## WORK INSTRUCTION
The expected answer is the data below, retyped exactly.

## EXTRACTED RECORDS
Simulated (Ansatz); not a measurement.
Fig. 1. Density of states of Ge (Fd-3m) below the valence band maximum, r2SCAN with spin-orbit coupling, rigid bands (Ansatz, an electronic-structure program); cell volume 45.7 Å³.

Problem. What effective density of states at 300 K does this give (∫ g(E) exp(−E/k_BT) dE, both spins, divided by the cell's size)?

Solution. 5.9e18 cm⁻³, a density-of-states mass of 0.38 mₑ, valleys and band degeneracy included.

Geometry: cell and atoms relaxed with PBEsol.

## EXERCISE RESULT
Simulated (Ansatz); not a measurement.
Fig. 1. Density of states of Ge (Fd-3m) below the valence band maximum, r2SCAN with spin-orbit coupling, rigid bands (Ansatz, an electronic-structure program); cell volume 45.7 Å³.

Problem. What effective density of states at 300 K does this give (∫ g(E) exp(−E/k_BT) dE, both spins, divided by the cell's size)?

Solution. 5.9e18 cm⁻³, a density-of-states mass of 0.38 mₑ, valleys and band degeneracy included.

Geometry: cell and atoms relaxed with PBEsol.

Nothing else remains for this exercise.